EXERCISE: For the listing below, print exactly the lines from the line with "-5.208 GPa |" to the line with "The cutoff was", both included, and nothing beyond them.

EXTRACTED RECORDS:
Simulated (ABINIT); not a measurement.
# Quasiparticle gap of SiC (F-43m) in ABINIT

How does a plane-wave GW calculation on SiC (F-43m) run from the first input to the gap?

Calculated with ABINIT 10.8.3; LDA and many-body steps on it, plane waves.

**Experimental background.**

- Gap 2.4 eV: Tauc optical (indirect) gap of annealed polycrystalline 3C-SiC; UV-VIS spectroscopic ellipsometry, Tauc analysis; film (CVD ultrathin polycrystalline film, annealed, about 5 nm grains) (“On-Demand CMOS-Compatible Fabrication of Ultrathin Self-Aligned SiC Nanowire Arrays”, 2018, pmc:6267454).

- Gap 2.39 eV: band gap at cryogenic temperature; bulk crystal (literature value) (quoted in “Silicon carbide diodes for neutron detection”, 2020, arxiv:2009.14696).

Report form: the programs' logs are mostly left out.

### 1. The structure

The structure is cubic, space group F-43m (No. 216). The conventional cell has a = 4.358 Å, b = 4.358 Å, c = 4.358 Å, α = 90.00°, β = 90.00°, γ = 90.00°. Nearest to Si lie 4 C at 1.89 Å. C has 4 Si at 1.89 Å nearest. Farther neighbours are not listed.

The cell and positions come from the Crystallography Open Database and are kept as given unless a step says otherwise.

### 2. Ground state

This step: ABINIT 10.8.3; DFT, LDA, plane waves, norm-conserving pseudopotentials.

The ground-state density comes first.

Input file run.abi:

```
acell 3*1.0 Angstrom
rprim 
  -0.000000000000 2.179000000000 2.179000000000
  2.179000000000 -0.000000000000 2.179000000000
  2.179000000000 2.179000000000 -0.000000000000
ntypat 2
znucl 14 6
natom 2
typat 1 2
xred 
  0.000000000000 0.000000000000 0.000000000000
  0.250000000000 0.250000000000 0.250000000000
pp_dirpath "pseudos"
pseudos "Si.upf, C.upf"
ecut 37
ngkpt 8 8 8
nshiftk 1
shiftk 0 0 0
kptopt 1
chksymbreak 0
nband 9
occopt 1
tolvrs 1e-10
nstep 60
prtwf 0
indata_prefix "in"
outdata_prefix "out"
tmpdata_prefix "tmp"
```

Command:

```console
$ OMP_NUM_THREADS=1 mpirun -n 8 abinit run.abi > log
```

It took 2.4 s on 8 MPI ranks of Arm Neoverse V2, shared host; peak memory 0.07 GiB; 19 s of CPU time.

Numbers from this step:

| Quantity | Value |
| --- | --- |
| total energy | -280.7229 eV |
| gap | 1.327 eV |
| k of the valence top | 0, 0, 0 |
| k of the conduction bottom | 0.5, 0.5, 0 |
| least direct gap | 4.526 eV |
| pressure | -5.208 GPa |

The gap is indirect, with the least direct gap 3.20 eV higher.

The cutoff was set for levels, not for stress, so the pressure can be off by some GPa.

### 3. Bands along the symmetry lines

RESPONSE BOX:
| pressure | -5.208 GPa |

The gap is indirect, with the least direct gap 3.20 eV higher.

The cutoff was set for levels, not for stress, so the pressure can be off by some GPa.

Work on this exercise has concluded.